_Task item:_ Output the data below exactly, down to the last character.

_Given information:_
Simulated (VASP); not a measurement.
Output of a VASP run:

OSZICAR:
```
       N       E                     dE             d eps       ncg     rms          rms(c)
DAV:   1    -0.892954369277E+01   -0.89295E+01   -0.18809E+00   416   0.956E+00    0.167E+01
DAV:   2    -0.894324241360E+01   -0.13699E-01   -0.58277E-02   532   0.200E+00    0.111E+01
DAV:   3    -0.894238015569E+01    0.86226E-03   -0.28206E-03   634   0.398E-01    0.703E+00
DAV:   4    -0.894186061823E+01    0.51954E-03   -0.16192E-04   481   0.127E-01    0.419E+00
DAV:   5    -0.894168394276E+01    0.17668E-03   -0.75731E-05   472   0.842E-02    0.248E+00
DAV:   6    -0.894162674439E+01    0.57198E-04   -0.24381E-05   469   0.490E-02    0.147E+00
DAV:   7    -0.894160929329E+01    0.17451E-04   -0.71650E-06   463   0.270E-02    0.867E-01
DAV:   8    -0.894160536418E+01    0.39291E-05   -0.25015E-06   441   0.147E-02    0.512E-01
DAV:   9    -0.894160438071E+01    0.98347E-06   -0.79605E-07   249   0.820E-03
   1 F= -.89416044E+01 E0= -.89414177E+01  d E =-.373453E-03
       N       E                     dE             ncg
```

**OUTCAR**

_Exercise output:_
Simulated (VASP); not a measurement.
Output of a VASP run:

OSZICAR:
```
       N       E                     dE             d eps       ncg     rms          rms(c)
DAV:   1    -0.892954369277E+01   -0.89295E+01   -0.18809E+00   416   0.956E+00    0.167E+01
DAV:   2    -0.894324241360E+01   -0.13699E-01   -0.58277E-02   532   0.200E+00    0.111E+01
DAV:   3    -0.894238015569E+01    0.86226E-03   -0.28206E-03   634   0.398E-01    0.703E+00
DAV:   4    -0.894186061823E+01    0.51954E-03   -0.16192E-04   481   0.127E-01    0.419E+00
DAV:   5    -0.894168394276E+01    0.17668E-03   -0.75731E-05   472   0.842E-02    0.248E+00
DAV:   6    -0.894162674439E+01    0.57198E-04   -0.24381E-05   469   0.490E-02    0.147E+00
DAV:   7    -0.894160929329E+01    0.17451E-04   -0.71650E-06   463   0.270E-02    0.867E-01
DAV:   8    -0.894160536418E+01    0.39291E-05   -0.25015E-06   441   0.147E-02    0.512E-01
DAV:   9    -0.894160438071E+01    0.98347E-06   -0.79605E-07   249   0.820E-03
   1 F= -.89416044E+01 E0= -.89414177E+01  d E =-.373453E-03
       N       E                     dE             ncg
```

**OUTCAR**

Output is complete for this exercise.